== Work task ==
In the listing below, find the line containing "2.37 | 99.01 |" and the line containing "-1.41 | 102.69 |". Repeat exactly those two lines and every line between them.

::: Material supplied

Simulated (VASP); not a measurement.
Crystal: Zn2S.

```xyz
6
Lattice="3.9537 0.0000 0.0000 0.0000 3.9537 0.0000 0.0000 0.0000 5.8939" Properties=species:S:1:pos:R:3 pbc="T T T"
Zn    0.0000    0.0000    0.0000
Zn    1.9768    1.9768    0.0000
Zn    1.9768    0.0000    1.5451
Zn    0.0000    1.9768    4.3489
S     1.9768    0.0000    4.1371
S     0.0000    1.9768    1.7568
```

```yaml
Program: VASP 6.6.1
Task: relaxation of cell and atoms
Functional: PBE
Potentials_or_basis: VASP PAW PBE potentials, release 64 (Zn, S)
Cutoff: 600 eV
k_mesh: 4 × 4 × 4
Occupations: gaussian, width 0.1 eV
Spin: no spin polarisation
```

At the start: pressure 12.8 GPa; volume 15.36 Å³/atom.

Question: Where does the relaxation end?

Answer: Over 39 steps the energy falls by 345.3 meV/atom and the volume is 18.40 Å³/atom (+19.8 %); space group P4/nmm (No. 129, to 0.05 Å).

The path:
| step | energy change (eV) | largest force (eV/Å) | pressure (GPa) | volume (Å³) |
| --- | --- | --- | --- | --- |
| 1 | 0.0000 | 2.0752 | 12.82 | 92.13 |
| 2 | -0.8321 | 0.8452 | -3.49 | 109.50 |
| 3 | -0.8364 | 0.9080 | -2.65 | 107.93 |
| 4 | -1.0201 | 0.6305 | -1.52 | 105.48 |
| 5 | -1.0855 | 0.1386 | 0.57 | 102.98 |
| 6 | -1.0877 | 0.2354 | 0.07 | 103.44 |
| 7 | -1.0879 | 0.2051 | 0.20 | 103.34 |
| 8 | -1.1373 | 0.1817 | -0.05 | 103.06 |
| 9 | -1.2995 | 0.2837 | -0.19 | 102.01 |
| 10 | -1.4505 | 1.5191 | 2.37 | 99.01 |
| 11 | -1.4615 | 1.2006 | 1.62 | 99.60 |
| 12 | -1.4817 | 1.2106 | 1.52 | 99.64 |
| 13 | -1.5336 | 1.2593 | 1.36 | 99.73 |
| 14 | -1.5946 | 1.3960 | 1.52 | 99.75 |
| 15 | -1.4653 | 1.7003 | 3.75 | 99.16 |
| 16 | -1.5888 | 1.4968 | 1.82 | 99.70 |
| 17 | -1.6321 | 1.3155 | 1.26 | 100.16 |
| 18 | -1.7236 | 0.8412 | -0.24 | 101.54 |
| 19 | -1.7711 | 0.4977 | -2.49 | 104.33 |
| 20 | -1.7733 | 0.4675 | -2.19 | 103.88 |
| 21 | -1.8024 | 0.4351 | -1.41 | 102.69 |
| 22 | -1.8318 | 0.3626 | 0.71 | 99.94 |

::::::

== Task output ==
| 10 | -1.4505 | 1.5191 | 2.37 | 99.01 |
| 11 | -1.4615 | 1.2006 | 1.62 | 99.60 |
| 12 | -1.4817 | 1.2106 | 1.52 | 99.64 |
| 13 | -1.5336 | 1.2593 | 1.36 | 99.73 |
| 14 | -1.5946 | 1.3960 | 1.52 | 99.75 |
| 15 | -1.4653 | 1.7003 | 3.75 | 99.16 |
| 16 | -1.5888 | 1.4968 | 1.82 | 99.70 |
| 17 | -1.6321 | 1.3155 | 1.26 | 100.16 |
| 18 | -1.7236 | 0.8412 | -0.24 | 101.54 |
| 19 | -1.7711 | 0.4977 | -2.49 | 104.33 |
| 20 | -1.7733 | 0.4675 | -2.19 | 103.88 |
| 21 | -1.8024 | 0.4351 | -1.41 | 102.69 |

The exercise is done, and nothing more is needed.